Work task — Without omitting anything, return the records precisely as given.

Given data —
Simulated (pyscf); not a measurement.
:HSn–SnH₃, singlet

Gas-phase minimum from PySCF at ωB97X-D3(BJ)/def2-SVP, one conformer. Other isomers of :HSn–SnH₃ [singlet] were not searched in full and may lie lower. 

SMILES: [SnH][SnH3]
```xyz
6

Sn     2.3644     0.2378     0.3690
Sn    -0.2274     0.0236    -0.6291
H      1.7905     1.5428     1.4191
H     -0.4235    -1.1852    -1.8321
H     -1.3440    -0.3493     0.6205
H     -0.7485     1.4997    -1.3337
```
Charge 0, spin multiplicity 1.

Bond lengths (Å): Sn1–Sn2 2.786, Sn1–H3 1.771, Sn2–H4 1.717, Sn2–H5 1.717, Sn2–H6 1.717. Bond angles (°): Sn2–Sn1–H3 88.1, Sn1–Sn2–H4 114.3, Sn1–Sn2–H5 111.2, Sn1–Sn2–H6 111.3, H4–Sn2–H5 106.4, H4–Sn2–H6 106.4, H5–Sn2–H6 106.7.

Answer area —
Simulated (pyscf); not a measurement.
:HSn–SnH₃, singlet

Gas-phase minimum from PySCF at ωB97X-D3(BJ)/def2-SVP, one conformer. Other isomers of :HSn–SnH₃ [singlet] were not searched in full and may lie lower. 

SMILES: [SnH][SnH3]
```xyz
6

Sn     2.3644     0.2378     0.3690
Sn    -0.2274     0.0236    -0.6291
H      1.7905     1.5428     1.4191
H     -0.4235    -1.1852    -1.8321
H     -1.3440    -0.3493     0.6205
H     -0.7485     1.4997    -1.3337
```
Charge 0, spin multiplicity 1.

Bond lengths (Å): Sn1–Sn2 2.786, Sn1–H3 1.771, Sn2–H4 1.717, Sn2–H5 1.717, Sn2–H6 1.717. Bond angles (°): Sn2–Sn1–H3 88.1, Sn1–Sn2–H4 114.3, Sn1–Sn2–H5 111.2, Sn1–Sn2–H6 111.3, H4–Sn2–H5 106.4, H4–Sn2–H6 106.4, H5–Sn2–H6 106.7.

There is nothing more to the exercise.